**Data provided**
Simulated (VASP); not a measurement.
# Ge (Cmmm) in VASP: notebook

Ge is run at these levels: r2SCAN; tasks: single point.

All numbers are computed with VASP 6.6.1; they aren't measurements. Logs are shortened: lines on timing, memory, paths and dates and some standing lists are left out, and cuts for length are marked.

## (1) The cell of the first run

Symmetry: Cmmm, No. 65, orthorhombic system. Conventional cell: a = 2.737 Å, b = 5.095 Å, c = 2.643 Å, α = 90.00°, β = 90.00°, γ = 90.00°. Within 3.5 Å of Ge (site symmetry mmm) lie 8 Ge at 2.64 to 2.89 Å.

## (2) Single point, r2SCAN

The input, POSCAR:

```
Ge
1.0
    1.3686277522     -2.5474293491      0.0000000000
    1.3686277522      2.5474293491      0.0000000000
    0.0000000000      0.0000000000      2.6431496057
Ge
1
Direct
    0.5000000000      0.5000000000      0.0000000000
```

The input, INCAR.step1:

**Action item**
Having read the entries above, restate them all word for word.

**Task result**
Simulated (VASP); not a measurement.
# Ge (Cmmm) in VASP: notebook

Ge is run at these levels: r2SCAN; tasks: single point.

All numbers are computed with VASP 6.6.1; they aren't measurements. Logs are shortened: lines on timing, memory, paths and dates and some standing lists are left out, and cuts for length are marked.

## (1) The cell of the first run

Symmetry: Cmmm, No. 65, orthorhombic system. Conventional cell: a = 2.737 Å, b = 5.095 Å, c = 2.643 Å, α = 90.00°, β = 90.00°, γ = 90.00°. Within 3.5 Å of Ge (site symmetry mmm) lie 8 Ge at 2.64 to 2.89 Å.

## (2) Single point, r2SCAN

The input, POSCAR:

```
Ge
1.0
    1.3686277522     -2.5474293491      0.0000000000
    1.3686277522      2.5474293491      0.0000000000
    0.0000000000      0.0000000000      2.6431496057
Ge
1
Direct
    0.5000000000      0.5000000000      0.0000000000
```

The input, INCAR.step1:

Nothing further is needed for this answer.